★ ★ ★ ★ ★
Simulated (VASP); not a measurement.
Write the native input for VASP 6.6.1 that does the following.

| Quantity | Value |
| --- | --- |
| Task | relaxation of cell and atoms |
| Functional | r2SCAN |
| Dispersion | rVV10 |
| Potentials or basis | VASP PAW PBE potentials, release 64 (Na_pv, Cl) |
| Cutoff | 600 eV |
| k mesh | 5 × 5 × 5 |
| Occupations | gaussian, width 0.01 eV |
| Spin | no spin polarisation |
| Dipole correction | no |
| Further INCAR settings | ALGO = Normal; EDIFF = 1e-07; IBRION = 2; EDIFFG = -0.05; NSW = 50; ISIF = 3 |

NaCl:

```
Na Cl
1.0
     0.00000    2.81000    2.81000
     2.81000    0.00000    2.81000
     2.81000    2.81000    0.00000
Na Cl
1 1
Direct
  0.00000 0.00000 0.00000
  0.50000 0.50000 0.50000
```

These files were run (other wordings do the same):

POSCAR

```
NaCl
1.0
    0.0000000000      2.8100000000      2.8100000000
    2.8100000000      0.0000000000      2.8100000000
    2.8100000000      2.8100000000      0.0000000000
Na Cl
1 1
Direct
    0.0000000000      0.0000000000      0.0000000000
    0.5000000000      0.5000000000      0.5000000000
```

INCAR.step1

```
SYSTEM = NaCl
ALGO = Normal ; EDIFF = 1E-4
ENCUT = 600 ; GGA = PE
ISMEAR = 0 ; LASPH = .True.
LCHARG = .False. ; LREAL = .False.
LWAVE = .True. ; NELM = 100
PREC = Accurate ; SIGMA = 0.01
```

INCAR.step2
★ ★ ★ ★ ★

Work order
Restate word for word the lines above, beginning at the first one and ending at the line that carries "correction | no |".

Task answer
Simulated (VASP); not a measurement.
Write the native input for VASP 6.6.1 that does the following.

| Quantity | Value |
| --- | --- |
| Task | relaxation of cell and atoms |
| Functional | r2SCAN |
| Dispersion | rVV10 |
| Potentials or basis | VASP PAW PBE potentials, release 64 (Na_pv, Cl) |
| Cutoff | 600 eV |
| k mesh | 5 × 5 × 5 |
| Occupations | gaussian, width 0.01 eV |
| Spin | no spin polarisation |
| Dipole correction | no |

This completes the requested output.